* DATA FOR ANALYSIS

━━━━━━━━━━━━━━━━━━━━

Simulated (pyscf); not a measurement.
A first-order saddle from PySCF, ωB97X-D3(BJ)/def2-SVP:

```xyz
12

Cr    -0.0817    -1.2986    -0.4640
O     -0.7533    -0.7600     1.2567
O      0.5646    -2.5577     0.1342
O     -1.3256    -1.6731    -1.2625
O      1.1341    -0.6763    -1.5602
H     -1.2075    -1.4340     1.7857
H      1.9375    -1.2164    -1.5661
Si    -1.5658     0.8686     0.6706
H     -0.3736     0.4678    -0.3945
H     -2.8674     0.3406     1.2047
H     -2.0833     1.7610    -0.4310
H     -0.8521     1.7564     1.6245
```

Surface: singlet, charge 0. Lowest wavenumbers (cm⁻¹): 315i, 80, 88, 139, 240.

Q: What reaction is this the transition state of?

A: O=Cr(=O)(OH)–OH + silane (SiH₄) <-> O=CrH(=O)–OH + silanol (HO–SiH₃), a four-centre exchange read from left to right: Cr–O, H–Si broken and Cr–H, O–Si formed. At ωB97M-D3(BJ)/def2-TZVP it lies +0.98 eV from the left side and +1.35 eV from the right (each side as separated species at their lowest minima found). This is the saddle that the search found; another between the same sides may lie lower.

━━━━━━━━━━━━━━━━━━━━

Copy only this part of the entries above: the line with "A first-order saddle", the line with "Q: What reaction", and the lines between, all exactly as written.

* EXERCISE OUTPUT
A first-order saddle from PySCF, ωB97X-D3(BJ)/def2-SVP:

```xyz
12

Cr    -0.0817    -1.2986    -0.4640
O     -0.7533    -0.7600     1.2567
O      0.5646    -2.5577     0.1342
O     -1.3256    -1.6731    -1.2625
O      1.1341    -0.6763    -1.5602
H     -1.2075    -1.4340     1.7857
H      1.9375    -1.2164    -1.5661
Si    -1.5658     0.8686     0.6706
H     -0.3736     0.4678    -0.3945
H     -2.8674     0.3406     1.2047
H     -2.0833     1.7610    -0.4310
H     -0.8521     1.7564     1.6245
```

Surface: singlet, charge 0. Lowest wavenumbers (cm⁻¹): 315i, 80, 88, 139, 240.

Q: What reaction is this the transition state of?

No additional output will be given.